= = =

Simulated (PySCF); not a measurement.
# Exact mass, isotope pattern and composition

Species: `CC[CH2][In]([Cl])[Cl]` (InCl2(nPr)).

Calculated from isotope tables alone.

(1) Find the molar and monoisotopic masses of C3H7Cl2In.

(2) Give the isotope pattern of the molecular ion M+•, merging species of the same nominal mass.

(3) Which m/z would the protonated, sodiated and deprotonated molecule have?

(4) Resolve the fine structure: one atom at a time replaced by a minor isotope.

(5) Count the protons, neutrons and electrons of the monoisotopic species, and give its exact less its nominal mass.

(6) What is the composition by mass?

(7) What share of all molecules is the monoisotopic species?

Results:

= = =

▶ _REQUIRED ACTION_:
Could you return every record above exactly as written?

▶ _EXERCISE RESULT_:
Simulated (PySCF); not a measurement.
# Exact mass, isotope pattern and composition

Species: `CC[CH2][In]([Cl])[Cl]` (InCl2(nPr)).

Calculated from isotope tables alone.

(1) Find the molar and monoisotopic masses of C3H7Cl2In.

(2) Give the isotope pattern of the molecular ion M+•, merging species of the same nominal mass.

(3) Which m/z would the protonated, sodiated and deprotonated molecule have?

(4) Resolve the fine structure: one atom at a time replaced by a minor isotope.

(5) Count the protons, neutrons and electrons of the monoisotopic species, and give its exact less its nominal mass.

(6) What is the composition by mass?

(7) What share of all molecules is the monoisotopic species?

Results:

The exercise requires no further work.